• **Information provided**:
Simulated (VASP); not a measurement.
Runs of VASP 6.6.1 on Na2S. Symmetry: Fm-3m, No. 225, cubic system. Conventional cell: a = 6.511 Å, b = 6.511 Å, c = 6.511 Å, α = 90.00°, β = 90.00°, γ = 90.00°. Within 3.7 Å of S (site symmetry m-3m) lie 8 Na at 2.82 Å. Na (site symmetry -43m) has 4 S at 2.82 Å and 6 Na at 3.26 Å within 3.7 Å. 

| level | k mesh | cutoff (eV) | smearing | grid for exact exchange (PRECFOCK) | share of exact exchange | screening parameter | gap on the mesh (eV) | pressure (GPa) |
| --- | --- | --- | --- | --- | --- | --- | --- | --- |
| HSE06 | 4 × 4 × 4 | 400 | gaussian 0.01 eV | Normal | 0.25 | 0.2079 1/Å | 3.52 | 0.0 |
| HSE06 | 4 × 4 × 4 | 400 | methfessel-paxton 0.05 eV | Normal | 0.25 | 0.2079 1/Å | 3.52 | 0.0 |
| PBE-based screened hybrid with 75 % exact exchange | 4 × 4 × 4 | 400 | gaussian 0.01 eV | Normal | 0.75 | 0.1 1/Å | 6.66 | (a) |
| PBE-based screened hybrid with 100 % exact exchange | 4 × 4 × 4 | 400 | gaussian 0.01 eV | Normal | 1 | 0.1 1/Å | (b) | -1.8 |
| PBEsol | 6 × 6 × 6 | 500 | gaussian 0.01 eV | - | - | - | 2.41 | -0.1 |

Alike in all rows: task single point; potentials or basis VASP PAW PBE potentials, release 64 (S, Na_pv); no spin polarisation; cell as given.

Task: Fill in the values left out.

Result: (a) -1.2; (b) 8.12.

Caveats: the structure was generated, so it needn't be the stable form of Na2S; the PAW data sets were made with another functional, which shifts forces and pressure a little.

• **Task item**: From the start of the data to the line that holds "Task: Fill in the values left out.", retype each line exactly, with both ends included.

• **Written solution**:
Simulated (VASP); not a measurement.
Runs of VASP 6.6.1 on Na2S. Symmetry: Fm-3m, No. 225, cubic system. Conventional cell: a = 6.511 Å, b = 6.511 Å, c = 6.511 Å, α = 90.00°, β = 90.00°, γ = 90.00°. Within 3.7 Å of S (site symmetry m-3m) lie 8 Na at 2.82 Å. Na (site symmetry -43m) has 4 S at 2.82 Å and 6 Na at 3.26 Å within 3.7 Å. 

| level | k mesh | cutoff (eV) | smearing | grid for exact exchange (PRECFOCK) | share of exact exchange | screening parameter | gap on the mesh (eV) | pressure (GPa) |
| --- | --- | --- | --- | --- | --- | --- | --- | --- |
| HSE06 | 4 × 4 × 4 | 400 | gaussian 0.01 eV | Normal | 0.25 | 0.2079 1/Å | 3.52 | 0.0 |
| HSE06 | 4 × 4 × 4 | 400 | methfessel-paxton 0.05 eV | Normal | 0.25 | 0.2079 1/Å | 3.52 | 0.0 |
| PBE-based screened hybrid with 75 % exact exchange | 4 × 4 × 4 | 400 | gaussian 0.01 eV | Normal | 0.75 | 0.1 1/Å | 6.66 | (a) |
| PBE-based screened hybrid with 100 % exact exchange | 4 × 4 × 4 | 400 | gaussian 0.01 eV | Normal | 1 | 0.1 1/Å | (b) | -1.8 |
| PBEsol | 6 × 6 × 6 | 500 | gaussian 0.01 eV | - | - | - | 2.41 | -0.1 |

Alike in all rows: task single point; potentials or basis VASP PAW PBE potentials, release 64 (S, Na_pv); no spin polarisation; cell as given.

Task: Fill in the values left out.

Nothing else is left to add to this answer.